Set down exactly the entries below, beginning at their first line and ending at the line with "Q: Describe what moved and what it gained.".

*** Data ***

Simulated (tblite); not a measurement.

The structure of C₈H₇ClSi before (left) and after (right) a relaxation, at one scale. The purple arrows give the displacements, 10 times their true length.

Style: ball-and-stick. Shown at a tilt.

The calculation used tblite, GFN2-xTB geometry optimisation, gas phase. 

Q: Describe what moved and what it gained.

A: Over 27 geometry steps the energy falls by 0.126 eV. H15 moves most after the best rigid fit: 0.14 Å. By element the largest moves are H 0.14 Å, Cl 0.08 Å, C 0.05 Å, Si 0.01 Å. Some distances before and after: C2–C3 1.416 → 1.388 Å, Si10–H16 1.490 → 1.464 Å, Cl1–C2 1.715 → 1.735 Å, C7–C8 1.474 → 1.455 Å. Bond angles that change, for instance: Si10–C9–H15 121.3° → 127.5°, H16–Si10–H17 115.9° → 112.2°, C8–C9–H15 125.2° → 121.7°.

*** End of Data ***

Exercise response
Simulated (tblite); not a measurement.

The structure of C₈H₇ClSi before (left) and after (right) a relaxation, at one scale. The purple arrows give the displacements, 10 times their true length.

Style: ball-and-stick. Shown at a tilt.

The calculation used tblite, GFN2-xTB geometry optimisation, gas phase. 

Q: Describe what moved and what it gained.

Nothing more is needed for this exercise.